### [EXERCISE]
Give an exact copy of the lines from the beginning of the listing below to the "- volume expansion coefficient 10.8" line, inclusive.

· · · ·
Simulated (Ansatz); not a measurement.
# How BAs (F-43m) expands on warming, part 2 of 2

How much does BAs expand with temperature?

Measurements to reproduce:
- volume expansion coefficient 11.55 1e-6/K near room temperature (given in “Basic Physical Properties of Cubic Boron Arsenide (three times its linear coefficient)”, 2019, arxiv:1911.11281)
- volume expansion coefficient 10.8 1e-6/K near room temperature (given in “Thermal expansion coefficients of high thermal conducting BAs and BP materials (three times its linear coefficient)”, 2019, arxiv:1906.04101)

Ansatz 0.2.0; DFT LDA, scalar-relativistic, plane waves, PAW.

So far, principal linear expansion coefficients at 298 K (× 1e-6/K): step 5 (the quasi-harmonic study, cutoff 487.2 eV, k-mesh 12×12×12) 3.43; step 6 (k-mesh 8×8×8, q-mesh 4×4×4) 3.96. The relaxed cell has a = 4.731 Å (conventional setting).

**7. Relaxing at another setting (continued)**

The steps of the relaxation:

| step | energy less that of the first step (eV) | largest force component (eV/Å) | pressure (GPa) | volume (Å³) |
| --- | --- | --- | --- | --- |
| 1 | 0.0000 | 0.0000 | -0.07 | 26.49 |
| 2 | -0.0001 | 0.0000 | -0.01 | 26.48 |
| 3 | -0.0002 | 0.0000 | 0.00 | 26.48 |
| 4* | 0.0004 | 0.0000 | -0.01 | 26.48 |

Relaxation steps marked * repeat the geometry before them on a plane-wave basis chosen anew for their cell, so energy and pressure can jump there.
· · · ·

### [YOUR RESPONSE]
Simulated (Ansatz); not a measurement.
# How BAs (F-43m) expands on warming, part 2 of 2

How much does BAs expand with temperature?

Measurements to reproduce:
- volume expansion coefficient 11.55 1e-6/K near room temperature (given in “Basic Physical Properties of Cubic Boron Arsenide (three times its linear coefficient)”, 2019, arxiv:1911.11281)
- volume expansion coefficient 10.8 1e-6/K near room temperature (given in “Thermal expansion coefficients of high thermal conducting BAs and BP materials (three times its linear coefficient)”, 2019, arxiv:1906.04101)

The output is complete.